:::

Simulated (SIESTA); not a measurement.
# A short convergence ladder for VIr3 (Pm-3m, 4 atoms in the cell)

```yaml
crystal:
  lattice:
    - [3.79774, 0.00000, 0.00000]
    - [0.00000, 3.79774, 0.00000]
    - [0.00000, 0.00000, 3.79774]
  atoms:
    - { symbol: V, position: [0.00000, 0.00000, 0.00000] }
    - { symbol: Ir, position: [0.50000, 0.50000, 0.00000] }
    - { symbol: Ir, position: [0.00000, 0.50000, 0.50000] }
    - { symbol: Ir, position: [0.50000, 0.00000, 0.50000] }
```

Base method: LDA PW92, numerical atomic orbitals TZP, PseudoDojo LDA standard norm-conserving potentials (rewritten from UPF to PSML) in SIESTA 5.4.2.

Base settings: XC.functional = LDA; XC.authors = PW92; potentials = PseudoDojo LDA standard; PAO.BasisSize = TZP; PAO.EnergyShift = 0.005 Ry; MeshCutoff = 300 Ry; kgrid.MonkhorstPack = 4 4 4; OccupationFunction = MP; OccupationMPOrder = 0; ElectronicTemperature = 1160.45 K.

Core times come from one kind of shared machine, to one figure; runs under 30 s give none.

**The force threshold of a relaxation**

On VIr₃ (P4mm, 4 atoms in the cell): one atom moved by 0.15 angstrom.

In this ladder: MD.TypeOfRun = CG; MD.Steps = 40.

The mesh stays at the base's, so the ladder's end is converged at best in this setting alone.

:::

■ Required action
Which lines run from the first of the listing to the line containing "of a relaxation**"? Reproduce those exactly, both ends included.

■ Your response
Simulated (SIESTA); not a measurement.
# A short convergence ladder for VIr3 (Pm-3m, 4 atoms in the cell)

```yaml
crystal:
  lattice:
    - [3.79774, 0.00000, 0.00000]
    - [0.00000, 3.79774, 0.00000]
    - [0.00000, 0.00000, 3.79774]
  atoms:
    - { symbol: V, position: [0.00000, 0.00000, 0.00000] }
    - { symbol: Ir, position: [0.50000, 0.50000, 0.00000] }
    - { symbol: Ir, position: [0.00000, 0.50000, 0.50000] }
    - { symbol: Ir, position: [0.50000, 0.00000, 0.50000] }
```

Base method: LDA PW92, numerical atomic orbitals TZP, PseudoDojo LDA standard norm-conserving potentials (rewritten from UPF to PSML) in SIESTA 5.4.2.

Base settings: XC.functional = LDA; XC.authors = PW92; potentials = PseudoDojo LDA standard; PAO.BasisSize = TZP; PAO.EnergyShift = 0.005 Ry; MeshCutoff = 300 Ry; kgrid.MonkhorstPack = 4 4 4; OccupationFunction = MP; OccupationMPOrder = 0; ElectronicTemperature = 1160.45 K.

Core times come from one kind of shared machine, to one figure; runs under 30 s give none.

**The force threshold of a relaxation**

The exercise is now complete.